== Segment start ==

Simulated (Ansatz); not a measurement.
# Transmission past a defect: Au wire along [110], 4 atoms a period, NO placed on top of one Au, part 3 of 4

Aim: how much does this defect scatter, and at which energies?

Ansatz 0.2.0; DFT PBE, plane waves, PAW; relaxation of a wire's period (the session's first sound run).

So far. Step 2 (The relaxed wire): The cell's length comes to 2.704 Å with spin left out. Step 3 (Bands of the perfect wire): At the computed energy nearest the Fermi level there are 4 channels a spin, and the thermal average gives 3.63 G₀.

== Segment end ==

ACTIVITY →
Word for word, write out every record.

TASK RESPONSE →
Simulated (Ansatz); not a measurement.
# Transmission past a defect: Au wire along [110], 4 atoms a period, NO placed on top of one Au, part 3 of 4

Aim: how much does this defect scatter, and at which energies?

Ansatz 0.2.0; DFT PBE, plane waves, PAW; relaxation of a wire's period (the session's first sound run).

So far. Step 2 (The relaxed wire): The cell's length comes to 2.704 Å with spin left out. Step 3 (Bands of the perfect wire): At the computed energy nearest the Fermi level there are 4 channels a spin, and the thermal average gives 3.63 G₀.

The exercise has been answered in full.